Action item
Print all of the data exactly as written.

Entries supplied
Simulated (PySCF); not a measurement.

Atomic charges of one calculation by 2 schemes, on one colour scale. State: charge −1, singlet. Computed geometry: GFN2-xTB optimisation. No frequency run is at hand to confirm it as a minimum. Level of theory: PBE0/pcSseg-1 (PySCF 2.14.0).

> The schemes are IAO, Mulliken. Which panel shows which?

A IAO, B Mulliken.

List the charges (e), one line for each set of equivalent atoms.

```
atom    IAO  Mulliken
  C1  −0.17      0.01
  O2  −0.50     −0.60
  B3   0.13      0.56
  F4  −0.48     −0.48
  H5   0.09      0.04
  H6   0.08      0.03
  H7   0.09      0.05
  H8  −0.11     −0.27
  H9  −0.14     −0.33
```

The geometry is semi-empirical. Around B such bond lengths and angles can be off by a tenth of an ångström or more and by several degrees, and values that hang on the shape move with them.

Your solution
Simulated (PySCF); not a measurement.

Atomic charges of one calculation by 2 schemes, on one colour scale. State: charge −1, singlet. Computed geometry: GFN2-xTB optimisation. No frequency run is at hand to confirm it as a minimum. Level of theory: PBE0/pcSseg-1 (PySCF 2.14.0).

> The schemes are IAO, Mulliken. Which panel shows which?

A IAO, B Mulliken.

List the charges (e), one line for each set of equivalent atoms.

```
atom    IAO  Mulliken
  C1  −0.17      0.01
  O2  −0.50     −0.60
  B3   0.13      0.56
  F4  −0.48     −0.48
  H5   0.09      0.04
  H6   0.08      0.03
  H7   0.09      0.05
  H8  −0.11     −0.27
  H9  −0.14     −0.33
```

The geometry is semi-empirical. Around B such bond lengths and angles can be off by a tenth of an ångström or more and by several degrees, and values that hang on the shape move with them.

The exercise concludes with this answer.